**RAW DATA:**
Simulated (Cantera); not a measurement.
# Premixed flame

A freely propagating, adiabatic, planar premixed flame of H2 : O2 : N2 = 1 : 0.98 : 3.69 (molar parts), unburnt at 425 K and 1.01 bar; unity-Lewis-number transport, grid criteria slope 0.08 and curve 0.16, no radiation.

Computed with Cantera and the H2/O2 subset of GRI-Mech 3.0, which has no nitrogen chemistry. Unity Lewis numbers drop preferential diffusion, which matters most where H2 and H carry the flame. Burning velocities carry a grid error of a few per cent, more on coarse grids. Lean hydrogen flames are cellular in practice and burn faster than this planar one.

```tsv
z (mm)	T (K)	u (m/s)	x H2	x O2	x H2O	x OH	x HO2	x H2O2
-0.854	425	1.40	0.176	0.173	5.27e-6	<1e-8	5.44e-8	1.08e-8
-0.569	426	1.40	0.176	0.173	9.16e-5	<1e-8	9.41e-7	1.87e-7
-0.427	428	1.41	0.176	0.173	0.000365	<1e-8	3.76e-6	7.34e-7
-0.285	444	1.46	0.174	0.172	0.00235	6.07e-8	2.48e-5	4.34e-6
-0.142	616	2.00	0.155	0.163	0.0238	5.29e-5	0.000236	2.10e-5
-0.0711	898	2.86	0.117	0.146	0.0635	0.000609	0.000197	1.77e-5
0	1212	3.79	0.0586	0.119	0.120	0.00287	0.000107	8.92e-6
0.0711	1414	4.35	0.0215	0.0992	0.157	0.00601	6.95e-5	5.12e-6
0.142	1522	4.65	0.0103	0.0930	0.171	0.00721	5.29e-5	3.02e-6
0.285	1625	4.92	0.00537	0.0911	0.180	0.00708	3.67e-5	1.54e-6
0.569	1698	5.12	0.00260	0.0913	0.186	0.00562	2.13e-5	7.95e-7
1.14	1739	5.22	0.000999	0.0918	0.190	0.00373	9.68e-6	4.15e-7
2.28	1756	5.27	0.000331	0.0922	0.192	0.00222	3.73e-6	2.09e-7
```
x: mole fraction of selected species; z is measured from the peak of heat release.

**ASSIGNMENT:**
Lines after the one containing "A freely propagating, adiabatic, planar" are not wanted; repeat exactly each line above from the first up to and including it.

**ANSWER BOX:**
Simulated (Cantera); not a measurement.
# Premixed flame

A freely propagating, adiabatic, planar premixed flame of H2 : O2 : N2 = 1 : 0.98 : 3.69 (molar parts), unburnt at 425 K and 1.01 bar; unity-Lewis-number transport, grid criteria slope 0.08 and curve 0.16, no radiation.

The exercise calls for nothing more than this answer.